ASSIGNED TASK:
Out of the material that follows, write out exactly the lines from the line with "PBE minus HF |" to the line with "PBE's occupied levels", both ends included, and no others.

★ ★ ★ ★ ★

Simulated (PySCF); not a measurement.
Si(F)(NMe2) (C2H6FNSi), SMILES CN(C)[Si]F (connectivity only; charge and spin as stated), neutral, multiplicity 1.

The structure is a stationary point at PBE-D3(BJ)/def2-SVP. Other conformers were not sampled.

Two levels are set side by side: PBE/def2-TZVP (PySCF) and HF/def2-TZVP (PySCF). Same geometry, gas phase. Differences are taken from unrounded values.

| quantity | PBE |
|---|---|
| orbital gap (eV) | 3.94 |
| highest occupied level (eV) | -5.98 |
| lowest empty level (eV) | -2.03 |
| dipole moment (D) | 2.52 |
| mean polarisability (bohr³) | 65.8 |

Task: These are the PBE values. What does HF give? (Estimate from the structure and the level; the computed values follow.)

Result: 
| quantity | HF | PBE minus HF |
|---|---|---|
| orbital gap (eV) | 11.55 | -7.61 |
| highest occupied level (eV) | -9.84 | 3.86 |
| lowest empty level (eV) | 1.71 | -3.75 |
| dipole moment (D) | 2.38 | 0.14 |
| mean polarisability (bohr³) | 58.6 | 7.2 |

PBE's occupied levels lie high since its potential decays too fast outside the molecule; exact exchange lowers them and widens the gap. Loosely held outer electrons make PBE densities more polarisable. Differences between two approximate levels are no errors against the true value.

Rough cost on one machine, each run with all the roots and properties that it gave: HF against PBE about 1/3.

★ ★ ★ ★ ★

TASK ANSWER:
| quantity | HF | PBE minus HF |
|---|---|---|
| orbital gap (eV) | 11.55 | -7.61 |
| highest occupied level (eV) | -9.84 | 3.86 |
| lowest empty level (eV) | 1.71 | -3.75 |
| dipole moment (D) | 2.38 | 0.14 |
| mean polarisability (bohr³) | 58.6 | 7.2 |

PBE's occupied levels lie high since its potential decays too fast outside the molecule; exact exchange lowers them and widens the gap. Loosely held outer electrons make PBE densities more polarisable. Differences between two approximate levels are no errors against the true value.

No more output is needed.